Work instruction ▸ Could you please output all of the records exactly?

--------

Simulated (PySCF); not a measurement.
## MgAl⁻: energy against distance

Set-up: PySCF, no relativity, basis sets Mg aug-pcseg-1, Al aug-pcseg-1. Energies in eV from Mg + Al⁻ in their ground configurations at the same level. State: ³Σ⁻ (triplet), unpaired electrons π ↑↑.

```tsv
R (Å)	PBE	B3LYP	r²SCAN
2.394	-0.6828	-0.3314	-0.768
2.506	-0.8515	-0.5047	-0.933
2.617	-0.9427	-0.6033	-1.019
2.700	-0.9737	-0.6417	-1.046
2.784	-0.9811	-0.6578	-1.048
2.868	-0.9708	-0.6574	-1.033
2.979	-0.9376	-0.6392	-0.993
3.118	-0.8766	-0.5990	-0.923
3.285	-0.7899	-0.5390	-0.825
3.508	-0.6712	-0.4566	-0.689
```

--------

Task output ▸
Simulated (PySCF); not a measurement.
## MgAl⁻: energy against distance

Set-up: PySCF, no relativity, basis sets Mg aug-pcseg-1, Al aug-pcseg-1. Energies in eV from Mg + Al⁻ in their ground configurations at the same level. State: ³Σ⁻ (triplet), unpaired electrons π ↑↑.

```tsv
R (Å)	PBE	B3LYP	r²SCAN
2.394	-0.6828	-0.3314	-0.768
2.506	-0.8515	-0.5047	-0.933
2.617	-0.9427	-0.6033	-1.019
2.700	-0.9737	-0.6417	-1.046
2.784	-0.9811	-0.6578	-1.048
2.868	-0.9708	-0.6574	-1.033
2.979	-0.9376	-0.6392	-0.993
3.118	-0.8766	-0.5990	-0.923
3.285	-0.7899	-0.5390	-0.825
3.508	-0.6712	-0.4566	-0.689
```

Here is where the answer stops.